Give back an exact copy of the lines in the records below, from the line that has "The cell holds" through the line that has "## Step 2: Relaxation of atoms and period", and nothing besides.

Segment Start: Record excerpts

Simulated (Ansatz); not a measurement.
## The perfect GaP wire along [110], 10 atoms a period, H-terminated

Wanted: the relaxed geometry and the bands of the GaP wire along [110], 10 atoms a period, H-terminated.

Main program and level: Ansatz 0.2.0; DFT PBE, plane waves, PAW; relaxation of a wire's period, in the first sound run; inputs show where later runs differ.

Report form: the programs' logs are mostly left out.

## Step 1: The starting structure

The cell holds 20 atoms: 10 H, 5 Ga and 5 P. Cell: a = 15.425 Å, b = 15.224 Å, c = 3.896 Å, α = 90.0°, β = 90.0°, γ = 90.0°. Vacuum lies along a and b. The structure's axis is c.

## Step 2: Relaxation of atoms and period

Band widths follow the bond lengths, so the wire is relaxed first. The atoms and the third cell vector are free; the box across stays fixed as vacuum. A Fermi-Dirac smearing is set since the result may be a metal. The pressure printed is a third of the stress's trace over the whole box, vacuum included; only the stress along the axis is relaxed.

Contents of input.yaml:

Segment End: Record excerpts

#### [Exercise output]
The cell holds 20 atoms: 10 H, 5 Ga and 5 P. Cell: a = 15.425 Å, b = 15.224 Å, c = 3.896 Å, α = 90.0°, β = 90.0°, γ = 90.0°. Vacuum lies along a and b. The structure's axis is c.

## Step 2: Relaxation of atoms and period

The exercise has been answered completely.